* **Extracted material**
++++
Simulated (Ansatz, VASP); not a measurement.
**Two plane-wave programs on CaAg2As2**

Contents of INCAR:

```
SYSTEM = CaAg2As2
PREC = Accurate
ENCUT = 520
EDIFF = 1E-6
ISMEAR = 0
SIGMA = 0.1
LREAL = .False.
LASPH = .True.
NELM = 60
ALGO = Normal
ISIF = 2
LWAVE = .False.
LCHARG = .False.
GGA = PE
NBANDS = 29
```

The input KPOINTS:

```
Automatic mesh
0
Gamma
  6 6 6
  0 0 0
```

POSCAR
++++

* **Work item**
Word for word, retype all of the material.

* **Task solution**
Simulated (Ansatz, VASP); not a measurement.
**Two plane-wave programs on CaAg2As2**

Contents of INCAR:

```
SYSTEM = CaAg2As2
PREC = Accurate
ENCUT = 520
EDIFF = 1E-6
ISMEAR = 0
SIGMA = 0.1
LREAL = .False.
LASPH = .True.
NELM = 60
ALGO = Normal
ISIF = 2
LWAVE = .False.
LCHARG = .False.
GGA = PE
NBANDS = 29
```

The input KPOINTS:

```
Automatic mesh
0
Gamma
  6 6 6
  0 0 0
```

POSCAR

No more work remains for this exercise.